■ Action item
For the listing below, print exactly the lines from the line with "gate depletion |" to the line with "Constants: eps0 = 8.8541878128e-14", both included, and nothing beyond them.

■ Source data
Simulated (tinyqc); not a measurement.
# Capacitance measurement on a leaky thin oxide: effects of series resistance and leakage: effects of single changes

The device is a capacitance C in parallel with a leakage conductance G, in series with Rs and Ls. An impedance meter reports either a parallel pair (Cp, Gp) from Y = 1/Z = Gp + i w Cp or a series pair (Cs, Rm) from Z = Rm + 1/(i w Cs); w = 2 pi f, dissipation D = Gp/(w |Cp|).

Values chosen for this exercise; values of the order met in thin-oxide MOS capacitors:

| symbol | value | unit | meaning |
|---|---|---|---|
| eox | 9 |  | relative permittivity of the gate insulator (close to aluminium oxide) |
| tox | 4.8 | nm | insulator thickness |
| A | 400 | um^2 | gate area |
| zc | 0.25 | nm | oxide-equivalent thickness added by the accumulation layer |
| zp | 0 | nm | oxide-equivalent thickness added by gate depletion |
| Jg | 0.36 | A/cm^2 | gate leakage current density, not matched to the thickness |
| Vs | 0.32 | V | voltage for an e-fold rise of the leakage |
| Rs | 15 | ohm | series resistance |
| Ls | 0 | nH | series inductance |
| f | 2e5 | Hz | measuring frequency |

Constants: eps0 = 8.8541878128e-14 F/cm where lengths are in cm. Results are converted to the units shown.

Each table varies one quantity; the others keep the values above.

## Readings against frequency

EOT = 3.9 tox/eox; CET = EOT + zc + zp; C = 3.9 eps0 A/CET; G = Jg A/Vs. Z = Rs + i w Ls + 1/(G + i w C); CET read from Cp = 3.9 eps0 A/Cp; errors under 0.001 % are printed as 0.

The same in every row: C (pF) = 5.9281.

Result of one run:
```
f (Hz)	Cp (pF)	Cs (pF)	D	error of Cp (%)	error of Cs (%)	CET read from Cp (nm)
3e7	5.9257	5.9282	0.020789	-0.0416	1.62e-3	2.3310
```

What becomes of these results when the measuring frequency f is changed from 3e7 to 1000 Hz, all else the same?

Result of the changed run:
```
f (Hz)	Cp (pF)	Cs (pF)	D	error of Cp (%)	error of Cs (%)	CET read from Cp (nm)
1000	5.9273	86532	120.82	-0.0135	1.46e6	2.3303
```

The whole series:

■ Answer space
| zp | 0 | nm | oxide-equivalent thickness added by gate depletion |
| Jg | 0.36 | A/cm^2 | gate leakage current density, not matched to the thickness |
| Vs | 0.32 | V | voltage for an e-fold rise of the leakage |
| Rs | 15 | ohm | series resistance |
| Ls | 0 | nH | series inductance |
| f | 2e5 | Hz | measuring frequency |

Constants: eps0 = 8.8541878128e-14 F/cm where lengths are in cm. Results are converted to the units shown.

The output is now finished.